■ TASK ITEM
Print nothing but the lines below starting at the line that holds "Members of one series of related molecules." and ending at the line that holds "-12°, Si2–C3–C7–C6 -107°", including both, each exactly as written.

***

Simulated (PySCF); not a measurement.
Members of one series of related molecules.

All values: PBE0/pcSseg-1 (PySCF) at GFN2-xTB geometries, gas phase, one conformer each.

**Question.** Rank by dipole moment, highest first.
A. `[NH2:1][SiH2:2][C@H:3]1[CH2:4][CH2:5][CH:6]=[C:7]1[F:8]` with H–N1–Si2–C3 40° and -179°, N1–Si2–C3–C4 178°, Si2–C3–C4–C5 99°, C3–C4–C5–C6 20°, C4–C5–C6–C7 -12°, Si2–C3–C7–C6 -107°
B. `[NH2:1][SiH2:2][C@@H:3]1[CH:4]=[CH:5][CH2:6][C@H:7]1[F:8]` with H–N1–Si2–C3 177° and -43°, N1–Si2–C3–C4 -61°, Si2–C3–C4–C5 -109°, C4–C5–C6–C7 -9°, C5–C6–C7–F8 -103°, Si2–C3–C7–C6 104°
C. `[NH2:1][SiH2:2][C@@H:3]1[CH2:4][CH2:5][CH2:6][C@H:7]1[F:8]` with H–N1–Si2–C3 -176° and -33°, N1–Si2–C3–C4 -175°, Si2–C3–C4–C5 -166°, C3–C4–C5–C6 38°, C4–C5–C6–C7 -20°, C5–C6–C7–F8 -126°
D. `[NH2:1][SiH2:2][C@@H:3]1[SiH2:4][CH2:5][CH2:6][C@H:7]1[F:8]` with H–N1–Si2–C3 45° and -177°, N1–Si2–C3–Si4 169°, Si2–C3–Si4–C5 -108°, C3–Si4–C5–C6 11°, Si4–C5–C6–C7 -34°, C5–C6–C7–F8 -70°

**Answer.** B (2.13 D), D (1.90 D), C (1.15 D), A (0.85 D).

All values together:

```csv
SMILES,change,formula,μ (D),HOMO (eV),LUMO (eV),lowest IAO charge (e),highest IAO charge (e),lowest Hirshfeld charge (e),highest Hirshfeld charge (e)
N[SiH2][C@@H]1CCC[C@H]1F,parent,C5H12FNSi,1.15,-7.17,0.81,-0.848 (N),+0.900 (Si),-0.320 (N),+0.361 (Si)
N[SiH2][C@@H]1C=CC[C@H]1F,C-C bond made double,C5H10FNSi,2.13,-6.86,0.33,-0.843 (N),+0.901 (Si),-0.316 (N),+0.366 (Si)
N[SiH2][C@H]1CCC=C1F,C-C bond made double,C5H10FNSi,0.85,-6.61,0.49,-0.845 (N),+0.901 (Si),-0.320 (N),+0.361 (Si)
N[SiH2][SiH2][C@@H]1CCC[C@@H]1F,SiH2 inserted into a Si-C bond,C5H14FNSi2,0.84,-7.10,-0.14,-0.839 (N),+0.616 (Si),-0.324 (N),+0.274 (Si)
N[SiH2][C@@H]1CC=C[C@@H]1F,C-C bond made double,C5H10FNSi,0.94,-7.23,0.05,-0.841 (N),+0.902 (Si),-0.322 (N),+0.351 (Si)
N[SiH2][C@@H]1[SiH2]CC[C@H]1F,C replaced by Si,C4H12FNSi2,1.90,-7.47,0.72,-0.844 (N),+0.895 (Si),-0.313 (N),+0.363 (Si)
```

***

■ YOUR RESPONSE
Members of one series of related molecules.

All values: PBE0/pcSseg-1 (PySCF) at GFN2-xTB geometries, gas phase, one conformer each.

**Question.** Rank by dipole moment, highest first.
A. `[NH2:1][SiH2:2][C@H:3]1[CH2:4][CH2:5][CH:6]=[C:7]1[F:8]` with H–N1–Si2–C3 40° and -179°, N1–Si2–C3–C4 178°, Si2–C3–C4–C5 99°, C3–C4–C5–C6 20°, C4–C5–C6–C7 -12°, Si2–C3–C7–C6 -107°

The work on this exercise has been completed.